__Work order__.
From the first line to the last, transcribe the material exactly.

__Provided material__.
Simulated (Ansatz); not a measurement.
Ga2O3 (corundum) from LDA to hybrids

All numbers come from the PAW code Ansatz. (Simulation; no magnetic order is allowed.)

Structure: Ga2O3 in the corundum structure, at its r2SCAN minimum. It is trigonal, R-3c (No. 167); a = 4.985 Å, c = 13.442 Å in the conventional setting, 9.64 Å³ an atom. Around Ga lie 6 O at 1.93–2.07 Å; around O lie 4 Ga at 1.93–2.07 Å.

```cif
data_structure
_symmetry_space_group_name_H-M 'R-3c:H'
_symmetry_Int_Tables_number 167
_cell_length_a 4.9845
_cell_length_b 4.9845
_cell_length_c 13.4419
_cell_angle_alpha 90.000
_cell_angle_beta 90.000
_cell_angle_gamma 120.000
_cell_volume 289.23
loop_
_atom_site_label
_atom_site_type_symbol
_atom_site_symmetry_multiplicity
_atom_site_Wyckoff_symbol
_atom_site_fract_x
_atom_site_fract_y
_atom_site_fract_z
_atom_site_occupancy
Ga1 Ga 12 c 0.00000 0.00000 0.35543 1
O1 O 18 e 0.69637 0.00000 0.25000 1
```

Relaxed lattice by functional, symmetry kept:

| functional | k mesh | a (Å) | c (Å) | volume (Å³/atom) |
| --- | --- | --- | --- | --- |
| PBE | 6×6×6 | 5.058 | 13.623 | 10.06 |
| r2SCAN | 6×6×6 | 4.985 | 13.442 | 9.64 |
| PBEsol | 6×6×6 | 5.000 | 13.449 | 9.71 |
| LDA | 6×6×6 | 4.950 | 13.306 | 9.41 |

__Task output__.
Simulated (Ansatz); not a measurement.
Ga2O3 (corundum) from LDA to hybrids

All numbers come from the PAW code Ansatz. (Simulation; no magnetic order is allowed.)

Structure: Ga2O3 in the corundum structure, at its r2SCAN minimum. It is trigonal, R-3c (No. 167); a = 4.985 Å, c = 13.442 Å in the conventional setting, 9.64 Å³ an atom. Around Ga lie 6 O at 1.93–2.07 Å; around O lie 4 Ga at 1.93–2.07 Å.

```cif
data_structure
_symmetry_space_group_name_H-M 'R-3c:H'
_symmetry_Int_Tables_number 167
_cell_length_a 4.9845
_cell_length_b 4.9845
_cell_length_c 13.4419
_cell_angle_alpha 90.000
_cell_angle_beta 90.000
_cell_angle_gamma 120.000
_cell_volume 289.23
loop_
_atom_site_label
_atom_site_type_symbol
_atom_site_symmetry_multiplicity
_atom_site_Wyckoff_symbol
_atom_site_fract_x
_atom_site_fract_y
_atom_site_fract_z
_atom_site_occupancy
Ga1 Ga 12 c 0.00000 0.00000 0.35543 1
O1 O 18 e 0.69637 0.00000 0.25000 1
```

Relaxed lattice by functional, symmetry kept:

| functional | k mesh | a (Å) | c (Å) | volume (Å³/atom) |
| --- | --- | --- | --- | --- |
| PBE | 6×6×6 | 5.058 | 13.623 | 10.06 |
| r2SCAN | 6×6×6 | 4.985 | 13.442 | 9.64 |
| PBEsol | 6×6×6 | 5.000 | 13.449 | 9.71 |
| LDA | 6×6×6 | 4.950 | 13.306 | 9.41 |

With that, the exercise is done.